**Data records**:
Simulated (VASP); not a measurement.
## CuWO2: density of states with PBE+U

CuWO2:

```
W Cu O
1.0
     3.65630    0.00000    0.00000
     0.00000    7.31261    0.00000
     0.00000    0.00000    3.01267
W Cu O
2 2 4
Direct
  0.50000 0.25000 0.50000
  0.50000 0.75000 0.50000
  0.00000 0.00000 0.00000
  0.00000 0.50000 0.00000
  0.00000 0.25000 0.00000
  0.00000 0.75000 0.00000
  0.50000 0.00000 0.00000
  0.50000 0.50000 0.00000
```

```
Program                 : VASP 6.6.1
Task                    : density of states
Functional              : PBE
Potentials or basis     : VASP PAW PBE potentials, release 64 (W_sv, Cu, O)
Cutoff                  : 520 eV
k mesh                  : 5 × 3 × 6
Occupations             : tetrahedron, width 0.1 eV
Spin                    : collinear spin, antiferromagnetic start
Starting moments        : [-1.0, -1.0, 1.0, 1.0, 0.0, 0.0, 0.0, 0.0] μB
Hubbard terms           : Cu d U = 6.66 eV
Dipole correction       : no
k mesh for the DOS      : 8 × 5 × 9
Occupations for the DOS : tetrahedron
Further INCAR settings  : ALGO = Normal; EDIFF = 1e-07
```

**Exercise**: A complete, exact copy of the material is the expected answer.

**Reply**:
Simulated (VASP); not a measurement.
## CuWO2: density of states with PBE+U

CuWO2:

```
W Cu O
1.0
     3.65630    0.00000    0.00000
     0.00000    7.31261    0.00000
     0.00000    0.00000    3.01267
W Cu O
2 2 4
Direct
  0.50000 0.25000 0.50000
  0.50000 0.75000 0.50000
  0.00000 0.00000 0.00000
  0.00000 0.50000 0.00000
  0.00000 0.25000 0.00000
  0.00000 0.75000 0.00000
  0.50000 0.00000 0.00000
  0.50000 0.50000 0.00000
```

```
Program                 : VASP 6.6.1
Task                    : density of states
Functional              : PBE
Potentials or basis     : VASP PAW PBE potentials, release 64 (W_sv, Cu, O)
Cutoff                  : 520 eV
k mesh                  : 5 × 3 × 6
Occupations             : tetrahedron, width 0.1 eV
Spin                    : collinear spin, antiferromagnetic start
Starting moments        : [-1.0, -1.0, 1.0, 1.0, 0.0, 0.0, 0.0, 0.0] μB
Hubbard terms           : Cu d U = 6.66 eV
Dipole correction       : no
k mesh for the DOS      : 8 × 5 × 9
Occupations for the DOS : tetrahedron
Further INCAR settings  : ALGO = Normal; EDIFF = 1e-07
```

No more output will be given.